Exactly reproduce each of the entries shown below.

########################################
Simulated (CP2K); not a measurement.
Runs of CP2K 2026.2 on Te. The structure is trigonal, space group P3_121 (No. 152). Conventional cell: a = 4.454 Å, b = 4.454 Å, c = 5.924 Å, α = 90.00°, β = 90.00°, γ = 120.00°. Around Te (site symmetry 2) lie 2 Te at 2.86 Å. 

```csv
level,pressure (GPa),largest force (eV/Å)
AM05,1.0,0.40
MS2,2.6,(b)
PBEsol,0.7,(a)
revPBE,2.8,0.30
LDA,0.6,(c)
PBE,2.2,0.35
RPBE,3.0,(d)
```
########################################

• **Answer area**:
Simulated (CP2K); not a measurement.
Runs of CP2K 2026.2 on Te. The structure is trigonal, space group P3_121 (No. 152). Conventional cell: a = 4.454 Å, b = 4.454 Å, c = 5.924 Å, α = 90.00°, β = 90.00°, γ = 120.00°. Around Te (site symmetry 2) lie 2 Te at 2.86 Å. 

```csv
level,pressure (GPa),largest force (eV/Å)
AM05,1.0,0.40
MS2,2.6,(b)
PBEsol,0.7,(a)
revPBE,2.8,0.30
LDA,0.6,(c)
PBE,2.2,0.35
RPBE,3.0,(d)
```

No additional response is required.